##### Dataset content

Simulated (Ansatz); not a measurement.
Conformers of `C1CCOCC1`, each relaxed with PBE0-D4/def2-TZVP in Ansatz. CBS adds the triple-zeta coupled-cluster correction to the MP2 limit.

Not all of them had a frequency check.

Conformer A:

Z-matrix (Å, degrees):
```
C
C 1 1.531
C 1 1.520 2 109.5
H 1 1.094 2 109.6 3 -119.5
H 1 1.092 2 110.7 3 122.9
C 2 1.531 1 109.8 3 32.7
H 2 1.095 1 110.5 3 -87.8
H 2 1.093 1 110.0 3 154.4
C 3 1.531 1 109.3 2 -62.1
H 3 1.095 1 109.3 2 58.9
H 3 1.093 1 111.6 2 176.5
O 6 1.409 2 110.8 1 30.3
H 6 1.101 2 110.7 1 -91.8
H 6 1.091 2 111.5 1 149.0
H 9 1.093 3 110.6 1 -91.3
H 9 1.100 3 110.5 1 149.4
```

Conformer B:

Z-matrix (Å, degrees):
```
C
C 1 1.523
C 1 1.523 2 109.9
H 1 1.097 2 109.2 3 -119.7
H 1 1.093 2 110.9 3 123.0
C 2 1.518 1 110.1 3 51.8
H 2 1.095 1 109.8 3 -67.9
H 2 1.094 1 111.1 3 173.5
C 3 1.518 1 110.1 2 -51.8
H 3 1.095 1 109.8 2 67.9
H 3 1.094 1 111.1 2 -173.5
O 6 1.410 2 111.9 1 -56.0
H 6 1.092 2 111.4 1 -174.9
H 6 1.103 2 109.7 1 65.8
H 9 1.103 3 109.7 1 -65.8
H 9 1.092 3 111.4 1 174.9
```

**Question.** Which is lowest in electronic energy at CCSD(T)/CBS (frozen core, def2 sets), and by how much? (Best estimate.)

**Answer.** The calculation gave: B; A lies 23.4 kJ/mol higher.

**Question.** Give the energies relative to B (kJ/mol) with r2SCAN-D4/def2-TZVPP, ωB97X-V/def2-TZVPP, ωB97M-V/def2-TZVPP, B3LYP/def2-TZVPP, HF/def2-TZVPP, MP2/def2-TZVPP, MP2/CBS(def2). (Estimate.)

##########

Exercise: Only the lines above from the line containing "much? (Best estimate.)" through the line containing "23.4 kJ/mol higher." should be retyped, exactly and with both ends included.

Answer space:
**Question.** Which is lowest in electronic energy at CCSD(T)/CBS (frozen core, def2 sets), and by how much? (Best estimate.)

**Answer.** The calculation gave: B; A lies 23.4 kJ/mol higher.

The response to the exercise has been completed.